★ ★ ★ ★ ★

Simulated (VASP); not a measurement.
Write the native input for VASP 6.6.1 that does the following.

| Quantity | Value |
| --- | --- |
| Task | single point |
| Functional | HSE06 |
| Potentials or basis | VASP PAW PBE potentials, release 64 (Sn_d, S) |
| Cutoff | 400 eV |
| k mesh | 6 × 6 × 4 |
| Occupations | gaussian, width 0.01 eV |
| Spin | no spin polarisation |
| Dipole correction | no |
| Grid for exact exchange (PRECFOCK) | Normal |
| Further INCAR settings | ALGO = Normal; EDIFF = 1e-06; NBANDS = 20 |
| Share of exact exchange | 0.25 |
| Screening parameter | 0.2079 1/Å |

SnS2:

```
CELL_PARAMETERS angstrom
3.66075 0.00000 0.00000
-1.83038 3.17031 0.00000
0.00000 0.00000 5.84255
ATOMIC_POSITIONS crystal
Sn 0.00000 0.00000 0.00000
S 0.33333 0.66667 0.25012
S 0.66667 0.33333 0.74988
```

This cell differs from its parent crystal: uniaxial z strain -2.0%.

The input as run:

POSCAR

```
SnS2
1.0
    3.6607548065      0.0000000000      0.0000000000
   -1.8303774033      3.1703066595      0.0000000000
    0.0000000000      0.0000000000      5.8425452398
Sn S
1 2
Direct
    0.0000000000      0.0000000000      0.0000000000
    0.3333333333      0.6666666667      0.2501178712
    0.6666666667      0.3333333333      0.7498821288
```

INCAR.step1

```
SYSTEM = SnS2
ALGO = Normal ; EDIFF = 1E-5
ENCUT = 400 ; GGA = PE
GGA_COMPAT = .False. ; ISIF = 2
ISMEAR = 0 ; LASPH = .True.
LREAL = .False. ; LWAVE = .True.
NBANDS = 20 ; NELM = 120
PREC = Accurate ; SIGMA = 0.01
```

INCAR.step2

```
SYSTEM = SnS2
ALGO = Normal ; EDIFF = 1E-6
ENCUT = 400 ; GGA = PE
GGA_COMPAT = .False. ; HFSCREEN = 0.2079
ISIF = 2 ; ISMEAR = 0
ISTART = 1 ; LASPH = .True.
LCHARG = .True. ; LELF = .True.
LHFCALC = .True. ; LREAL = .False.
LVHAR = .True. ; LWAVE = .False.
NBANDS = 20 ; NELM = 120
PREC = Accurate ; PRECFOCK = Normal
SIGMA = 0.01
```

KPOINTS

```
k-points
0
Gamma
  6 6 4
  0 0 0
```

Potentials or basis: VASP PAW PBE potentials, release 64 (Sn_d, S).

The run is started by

★ ★ ★ ★ ★

**Assigned task:** Everything from the first line above through the line that contains "width 0.01 eV |" should be duplicated exactly, please, and nothing beyond it.

**Answer area:**
Simulated (VASP); not a measurement.
Write the native input for VASP 6.6.1 that does the following.

| Quantity | Value |
| --- | --- |
| Task | single point |
| Functional | HSE06 |
| Potentials or basis | VASP PAW PBE potentials, release 64 (Sn_d, S) |
| Cutoff | 400 eV |
| k mesh | 6 × 6 × 4 |
| Occupations | gaussian, width 0.01 eV |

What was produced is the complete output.